◆ ◆ ◆
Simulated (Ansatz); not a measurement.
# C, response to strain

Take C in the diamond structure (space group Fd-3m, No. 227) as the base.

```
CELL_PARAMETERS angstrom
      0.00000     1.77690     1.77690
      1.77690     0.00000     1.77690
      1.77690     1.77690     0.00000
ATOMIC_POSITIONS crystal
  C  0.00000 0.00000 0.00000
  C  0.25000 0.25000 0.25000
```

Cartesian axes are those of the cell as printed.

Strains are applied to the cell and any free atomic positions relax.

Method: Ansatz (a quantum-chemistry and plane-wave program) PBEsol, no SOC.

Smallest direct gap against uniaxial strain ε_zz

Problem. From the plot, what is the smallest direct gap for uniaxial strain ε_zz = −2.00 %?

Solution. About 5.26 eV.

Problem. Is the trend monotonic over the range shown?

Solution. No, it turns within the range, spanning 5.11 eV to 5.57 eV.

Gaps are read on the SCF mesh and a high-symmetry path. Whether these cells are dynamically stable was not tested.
◆ ◆ ◆

◆ Task item ◆
Write out exactly the lines that fall from the line with "# C, response to strain" to the line with "Solution. No, it" in the records above, keeping both ends.

◆ Reply ◆
# C, response to strain

Take C in the diamond structure (space group Fd-3m, No. 227) as the base.

```
CELL_PARAMETERS angstrom
      0.00000     1.77690     1.77690
      1.77690     0.00000     1.77690
      1.77690     1.77690     0.00000
ATOMIC_POSITIONS crystal
  C  0.00000 0.00000 0.00000
  C  0.25000 0.25000 0.25000
```

Cartesian axes are those of the cell as printed.

Strains are applied to the cell and any free atomic positions relax.

Method: Ansatz (a quantum-chemistry and plane-wave program) PBEsol, no SOC.

Smallest direct gap against uniaxial strain ε_zz

Problem. From the plot, what is the smallest direct gap for uniaxial strain ε_zz = −2.00 %?

Solution. About 5.26 eV.

Problem. Is the trend monotonic over the range shown?

Solution. No, it turns within the range, spanning 5.11 eV to 5.57 eV.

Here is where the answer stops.